» Raw data
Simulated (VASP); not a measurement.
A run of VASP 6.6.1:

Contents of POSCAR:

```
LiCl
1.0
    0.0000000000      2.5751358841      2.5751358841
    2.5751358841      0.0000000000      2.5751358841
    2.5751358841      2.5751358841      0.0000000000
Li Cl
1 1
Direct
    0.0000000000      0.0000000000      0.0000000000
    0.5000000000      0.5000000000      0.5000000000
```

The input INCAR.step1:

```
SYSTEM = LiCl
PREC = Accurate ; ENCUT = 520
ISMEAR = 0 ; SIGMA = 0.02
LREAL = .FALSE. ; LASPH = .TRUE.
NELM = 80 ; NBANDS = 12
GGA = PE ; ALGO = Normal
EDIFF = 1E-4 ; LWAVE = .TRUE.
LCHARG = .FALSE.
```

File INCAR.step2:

» Assigned task
Print the records above again, every one, exactly as written.

» Answer box
Simulated (VASP); not a measurement.
A run of VASP 6.6.1:

Contents of POSCAR:

```
LiCl
1.0
    0.0000000000      2.5751358841      2.5751358841
    2.5751358841      0.0000000000      2.5751358841
    2.5751358841      2.5751358841      0.0000000000
Li Cl
1 1
Direct
    0.0000000000      0.0000000000      0.0000000000
    0.5000000000      0.5000000000      0.5000000000
```

The input INCAR.step1:

```
SYSTEM = LiCl
PREC = Accurate ; ENCUT = 520
ISMEAR = 0 ; SIGMA = 0.02
LREAL = .FALSE. ; LASPH = .TRUE.
NELM = 80 ; NBANDS = 12
GGA = PE ; ALGO = Normal
EDIFF = 1E-4 ; LWAVE = .TRUE.
LCHARG = .FALSE.
```

File INCAR.step2:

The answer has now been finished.